——

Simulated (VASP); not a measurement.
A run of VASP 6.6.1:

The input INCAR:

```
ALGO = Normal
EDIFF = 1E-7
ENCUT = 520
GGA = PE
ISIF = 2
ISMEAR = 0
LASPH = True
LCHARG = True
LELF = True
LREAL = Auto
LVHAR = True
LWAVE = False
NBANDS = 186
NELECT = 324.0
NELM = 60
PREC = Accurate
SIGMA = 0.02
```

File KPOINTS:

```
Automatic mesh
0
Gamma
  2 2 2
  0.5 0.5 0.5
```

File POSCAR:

——

### REQUIREMENT
Reproduce each record exactly as it appears.

### EXERCISE ANSWER
Simulated (VASP); not a measurement.
A run of VASP 6.6.1:

The input INCAR:

```
ALGO = Normal
EDIFF = 1E-7
ENCUT = 520
GGA = PE
ISIF = 2
ISMEAR = 0
LASPH = True
LCHARG = True
LELF = True
LREAL = Auto
LVHAR = True
LWAVE = False
NBANDS = 186
NELECT = 324.0
NELM = 60
PREC = Accurate
SIGMA = 0.02
```

File KPOINTS:

```
Automatic mesh
0
Gamma
  2 2 2
  0.5 0.5 0.5
```

File POSCAR:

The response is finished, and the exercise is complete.